══════════
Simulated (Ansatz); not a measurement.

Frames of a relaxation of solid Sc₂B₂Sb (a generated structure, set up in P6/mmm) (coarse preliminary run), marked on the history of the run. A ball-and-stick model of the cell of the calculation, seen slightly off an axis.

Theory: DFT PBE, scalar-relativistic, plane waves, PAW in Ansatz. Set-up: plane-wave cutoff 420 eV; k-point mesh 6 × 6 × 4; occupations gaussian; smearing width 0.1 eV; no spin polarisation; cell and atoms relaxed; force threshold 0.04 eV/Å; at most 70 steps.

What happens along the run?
══════════

* Work request: What is needed here is an exact transcription of the records above.

* Written response:
Simulated (Ansatz); not a measurement.

Frames of a relaxation of solid Sc₂B₂Sb (a generated structure, set up in P6/mmm) (coarse preliminary run), marked on the history of the run. A ball-and-stick model of the cell of the calculation, seen slightly off an axis.

Theory: DFT PBE, scalar-relativistic, plane waves, PAW in Ansatz. Set-up: plane-wave cutoff 420 eV; k-point mesh 6 × 6 × 4; occupations gaussian; smearing width 0.1 eV; no spin polarisation; cell and atoms relaxed; force threshold 0.04 eV/Å; at most 70 steps.

What happens along the run?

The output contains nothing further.